§ **Activity**:
Each entry must be output once more without any change.

■ ■ ■ ■ ■

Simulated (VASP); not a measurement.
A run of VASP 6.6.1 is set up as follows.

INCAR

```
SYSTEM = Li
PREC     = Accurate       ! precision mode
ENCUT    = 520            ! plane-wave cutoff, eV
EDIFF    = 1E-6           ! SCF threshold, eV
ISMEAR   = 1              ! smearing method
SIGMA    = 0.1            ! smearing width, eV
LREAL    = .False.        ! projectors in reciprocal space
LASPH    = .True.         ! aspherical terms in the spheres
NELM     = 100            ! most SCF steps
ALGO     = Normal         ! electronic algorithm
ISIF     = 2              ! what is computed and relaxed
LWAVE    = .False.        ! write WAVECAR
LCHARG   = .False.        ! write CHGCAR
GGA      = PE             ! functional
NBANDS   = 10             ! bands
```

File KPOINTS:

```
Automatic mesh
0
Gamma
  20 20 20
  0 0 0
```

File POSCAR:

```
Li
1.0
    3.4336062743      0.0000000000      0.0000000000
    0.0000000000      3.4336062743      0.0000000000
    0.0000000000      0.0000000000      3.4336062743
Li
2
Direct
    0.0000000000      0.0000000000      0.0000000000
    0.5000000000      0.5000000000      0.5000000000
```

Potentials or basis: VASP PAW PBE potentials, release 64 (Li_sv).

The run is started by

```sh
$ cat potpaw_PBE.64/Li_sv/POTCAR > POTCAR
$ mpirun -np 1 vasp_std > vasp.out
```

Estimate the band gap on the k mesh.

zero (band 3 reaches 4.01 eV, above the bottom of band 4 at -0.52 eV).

■ ■ ■ ■ ■

§ **Written response**:
Simulated (VASP); not a measurement.
A run of VASP 6.6.1 is set up as follows.

INCAR

```
SYSTEM = Li
PREC     = Accurate       ! precision mode
ENCUT    = 520            ! plane-wave cutoff, eV
EDIFF    = 1E-6           ! SCF threshold, eV
ISMEAR   = 1              ! smearing method
SIGMA    = 0.1            ! smearing width, eV
LREAL    = .False.        ! projectors in reciprocal space
LASPH    = .True.         ! aspherical terms in the spheres
NELM     = 100            ! most SCF steps
ALGO     = Normal         ! electronic algorithm
ISIF     = 2              ! what is computed and relaxed
LWAVE    = .False.        ! write WAVECAR
LCHARG   = .False.        ! write CHGCAR
GGA      = PE             ! functional
NBANDS   = 10             ! bands
```

File KPOINTS:

```
Automatic mesh
0
Gamma
  20 20 20
  0 0 0
```

File POSCAR:

```
Li
1.0
    3.4336062743      0.0000000000      0.0000000000
    0.0000000000      3.4336062743      0.0000000000
    0.0000000000      0.0000000000      3.4336062743
Li
2
Direct
    0.0000000000      0.0000000000      0.0000000000
    0.5000000000      0.5000000000      0.5000000000
```

Potentials or basis: VASP PAW PBE potentials, release 64 (Li_sv).

The run is started by

```sh
$ cat potpaw_PBE.64/Li_sv/POTCAR > POTCAR
$ mpirun -np 1 vasp_std > vasp.out
```

Estimate the band gap on the k mesh.

zero (band 3 reaches 4.01 eV, above the bottom of band 4 at -0.52 eV).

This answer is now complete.